> [Activity] Repeat the entries exactly. Leave nothing out.

Data excerpts Block Start

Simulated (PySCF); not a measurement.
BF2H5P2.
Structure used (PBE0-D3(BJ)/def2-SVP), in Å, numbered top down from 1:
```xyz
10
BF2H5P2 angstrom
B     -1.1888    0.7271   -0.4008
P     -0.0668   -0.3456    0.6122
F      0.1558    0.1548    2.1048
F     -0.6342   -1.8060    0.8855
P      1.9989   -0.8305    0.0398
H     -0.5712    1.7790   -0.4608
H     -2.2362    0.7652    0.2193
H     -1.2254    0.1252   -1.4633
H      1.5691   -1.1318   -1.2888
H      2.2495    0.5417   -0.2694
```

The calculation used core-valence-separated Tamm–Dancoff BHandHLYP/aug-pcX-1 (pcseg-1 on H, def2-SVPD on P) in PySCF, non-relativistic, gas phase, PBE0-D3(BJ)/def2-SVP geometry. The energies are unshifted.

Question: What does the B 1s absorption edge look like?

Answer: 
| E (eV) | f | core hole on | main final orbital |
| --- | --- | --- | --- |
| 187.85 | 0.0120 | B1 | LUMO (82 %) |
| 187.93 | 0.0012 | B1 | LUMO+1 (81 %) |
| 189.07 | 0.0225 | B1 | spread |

Data excerpts Block End

> [Written solution]
Simulated (PySCF); not a measurement.
BF2H5P2.
Structure used (PBE0-D3(BJ)/def2-SVP), in Å, numbered top down from 1:
```xyz
10
BF2H5P2 angstrom
B     -1.1888    0.7271   -0.4008
P     -0.0668   -0.3456    0.6122
F      0.1558    0.1548    2.1048
F     -0.6342   -1.8060    0.8855
P      1.9989   -0.8305    0.0398
H     -0.5712    1.7790   -0.4608
H     -2.2362    0.7652    0.2193
H     -1.2254    0.1252   -1.4633
H      1.5691   -1.1318   -1.2888
H      2.2495    0.5417   -0.2694
```

The calculation used core-valence-separated Tamm–Dancoff BHandHLYP/aug-pcX-1 (pcseg-1 on H, def2-SVPD on P) in PySCF, non-relativistic, gas phase, PBE0-D3(BJ)/def2-SVP geometry. The energies are unshifted.

Question: What does the B 1s absorption edge look like?

Answer: 
| E (eV) | f | core hole on | main final orbital |
| --- | --- | --- | --- |
| 187.85 | 0.0120 | B1 | LUMO (82 %) |
| 187.93 | 0.0012 | B1 | LUMO+1 (81 %) |
| 189.07 | 0.0225 | B1 | spread |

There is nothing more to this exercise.